Work task → Find the line in the entries below that contains "hcp | +5 meV/atom |". Repeat it exactly, and every line after it through the line that contains "36 GPa, 5.4 |".

• • • • • • •

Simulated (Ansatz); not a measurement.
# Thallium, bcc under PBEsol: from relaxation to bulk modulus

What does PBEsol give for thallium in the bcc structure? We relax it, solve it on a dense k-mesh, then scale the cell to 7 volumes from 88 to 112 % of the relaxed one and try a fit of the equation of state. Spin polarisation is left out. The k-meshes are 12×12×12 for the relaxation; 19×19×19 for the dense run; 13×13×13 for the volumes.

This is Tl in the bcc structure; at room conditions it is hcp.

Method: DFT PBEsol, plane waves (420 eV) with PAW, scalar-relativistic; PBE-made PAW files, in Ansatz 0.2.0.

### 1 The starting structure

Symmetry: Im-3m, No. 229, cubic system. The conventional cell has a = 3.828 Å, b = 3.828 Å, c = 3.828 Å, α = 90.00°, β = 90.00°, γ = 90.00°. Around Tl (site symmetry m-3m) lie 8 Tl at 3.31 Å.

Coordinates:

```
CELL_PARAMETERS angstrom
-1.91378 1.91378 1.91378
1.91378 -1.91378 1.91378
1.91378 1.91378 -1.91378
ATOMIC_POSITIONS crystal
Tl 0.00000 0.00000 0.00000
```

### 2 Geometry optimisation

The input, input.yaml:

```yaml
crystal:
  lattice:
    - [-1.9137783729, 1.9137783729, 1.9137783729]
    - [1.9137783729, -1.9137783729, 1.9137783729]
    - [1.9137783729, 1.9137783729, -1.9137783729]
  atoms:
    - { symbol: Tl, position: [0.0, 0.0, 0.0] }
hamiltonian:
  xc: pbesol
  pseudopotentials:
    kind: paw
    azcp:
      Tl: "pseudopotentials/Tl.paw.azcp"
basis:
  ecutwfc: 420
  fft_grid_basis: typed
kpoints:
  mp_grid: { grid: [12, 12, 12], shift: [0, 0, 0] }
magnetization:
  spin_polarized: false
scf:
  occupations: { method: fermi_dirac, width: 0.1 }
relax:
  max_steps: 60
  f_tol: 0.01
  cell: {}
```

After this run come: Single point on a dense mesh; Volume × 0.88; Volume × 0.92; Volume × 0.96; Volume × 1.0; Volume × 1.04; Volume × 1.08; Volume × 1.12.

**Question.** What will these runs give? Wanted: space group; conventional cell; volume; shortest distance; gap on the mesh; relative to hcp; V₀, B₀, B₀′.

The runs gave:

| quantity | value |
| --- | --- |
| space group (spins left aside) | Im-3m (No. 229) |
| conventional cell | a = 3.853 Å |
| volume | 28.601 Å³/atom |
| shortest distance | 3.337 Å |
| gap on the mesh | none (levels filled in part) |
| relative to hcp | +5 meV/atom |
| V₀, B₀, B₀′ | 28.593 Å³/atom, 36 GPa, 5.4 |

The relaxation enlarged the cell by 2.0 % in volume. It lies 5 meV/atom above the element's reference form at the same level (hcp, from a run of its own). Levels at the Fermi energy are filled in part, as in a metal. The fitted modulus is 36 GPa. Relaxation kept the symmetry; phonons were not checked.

• • • • • • •

Exercise solution →
| relative to hcp | +5 meV/atom |
| V₀, B₀, B₀′ | 28.593 Å³/atom, 36 GPa, 5.4 |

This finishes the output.